DATA SECTION →
*** Begin section ***

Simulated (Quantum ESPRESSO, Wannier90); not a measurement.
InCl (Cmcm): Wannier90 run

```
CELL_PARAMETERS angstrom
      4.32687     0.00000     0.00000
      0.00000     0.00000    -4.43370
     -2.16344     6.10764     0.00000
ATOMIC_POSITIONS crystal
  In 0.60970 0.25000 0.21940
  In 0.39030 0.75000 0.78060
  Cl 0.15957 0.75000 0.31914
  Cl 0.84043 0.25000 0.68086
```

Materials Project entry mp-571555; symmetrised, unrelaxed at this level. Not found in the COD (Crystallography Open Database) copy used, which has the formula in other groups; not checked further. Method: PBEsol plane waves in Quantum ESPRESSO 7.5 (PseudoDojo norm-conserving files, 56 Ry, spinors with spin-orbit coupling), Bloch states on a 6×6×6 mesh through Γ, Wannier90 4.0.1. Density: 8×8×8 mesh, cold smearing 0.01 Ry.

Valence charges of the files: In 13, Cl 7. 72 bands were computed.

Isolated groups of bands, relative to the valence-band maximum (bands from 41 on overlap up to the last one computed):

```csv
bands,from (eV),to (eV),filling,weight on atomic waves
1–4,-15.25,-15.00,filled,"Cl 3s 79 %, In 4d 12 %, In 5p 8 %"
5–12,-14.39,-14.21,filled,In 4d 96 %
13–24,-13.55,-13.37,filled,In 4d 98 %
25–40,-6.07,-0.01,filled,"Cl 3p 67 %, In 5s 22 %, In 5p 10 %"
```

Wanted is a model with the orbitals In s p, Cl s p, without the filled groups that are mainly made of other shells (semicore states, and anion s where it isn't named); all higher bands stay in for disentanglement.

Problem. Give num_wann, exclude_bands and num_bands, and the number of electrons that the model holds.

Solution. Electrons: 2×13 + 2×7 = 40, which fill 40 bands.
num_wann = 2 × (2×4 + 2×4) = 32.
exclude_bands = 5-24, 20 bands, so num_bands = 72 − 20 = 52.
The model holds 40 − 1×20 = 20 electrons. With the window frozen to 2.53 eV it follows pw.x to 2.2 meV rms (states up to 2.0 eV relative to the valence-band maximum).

*** End section ***

WORK TASK → Reproduce the listing word for word from its first line up to and including the line with "Valence charges of". Give no other lines.

TASK RESULT →
Simulated (Quantum ESPRESSO, Wannier90); not a measurement.
InCl (Cmcm): Wannier90 run

```
CELL_PARAMETERS angstrom
      4.32687     0.00000     0.00000
      0.00000     0.00000    -4.43370
     -2.16344     6.10764     0.00000
ATOMIC_POSITIONS crystal
  In 0.60970 0.25000 0.21940
  In 0.39030 0.75000 0.78060
  Cl 0.15957 0.75000 0.31914
  Cl 0.84043 0.25000 0.68086
```

Materials Project entry mp-571555; symmetrised, unrelaxed at this level. Not found in the COD (Crystallography Open Database) copy used, which has the formula in other groups; not checked further. Method: PBEsol plane waves in Quantum ESPRESSO 7.5 (PseudoDojo norm-conserving files, 56 Ry, spinors with spin-orbit coupling), Bloch states on a 6×6×6 mesh through Γ, Wannier90 4.0.1. Density: 8×8×8 mesh, cold smearing 0.01 Ry.

Valence charges of the files: In 13, Cl 7. 72 bands were computed.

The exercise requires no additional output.